Extracted entries below:

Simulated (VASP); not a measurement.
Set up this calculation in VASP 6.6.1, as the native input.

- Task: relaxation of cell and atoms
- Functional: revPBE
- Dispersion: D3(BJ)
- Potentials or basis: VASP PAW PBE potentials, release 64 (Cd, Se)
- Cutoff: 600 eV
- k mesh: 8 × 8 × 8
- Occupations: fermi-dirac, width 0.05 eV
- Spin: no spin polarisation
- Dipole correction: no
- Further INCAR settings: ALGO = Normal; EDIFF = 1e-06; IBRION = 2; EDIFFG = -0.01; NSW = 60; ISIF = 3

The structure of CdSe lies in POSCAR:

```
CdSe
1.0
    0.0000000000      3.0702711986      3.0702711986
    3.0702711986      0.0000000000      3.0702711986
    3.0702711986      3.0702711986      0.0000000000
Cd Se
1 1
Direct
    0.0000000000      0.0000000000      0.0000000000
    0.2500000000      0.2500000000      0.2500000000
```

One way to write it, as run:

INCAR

End of Extracted entries.

● **Assigned task**
Give back precisely the lines above that start at the line containing "- Task: relaxation of cell and atoms" and end at the line containing "- Further INCAR", inclusive. No other lines belong in the output.

● **Worked solution**
- Task: relaxation of cell and atoms
- Functional: revPBE
- Dispersion: D3(BJ)
- Potentials or basis: VASP PAW PBE potentials, release 64 (Cd, Se)
- Cutoff: 600 eV
- k mesh: 8 × 8 × 8
- Occupations: fermi-dirac, width 0.05 eV
- Spin: no spin polarisation
- Dipole correction: no
- Further INCAR settings: ALGO = Normal; EDIFF = 1e-06; IBRION = 2; EDIFFG = -0.01; NSW = 60; ISIF = 3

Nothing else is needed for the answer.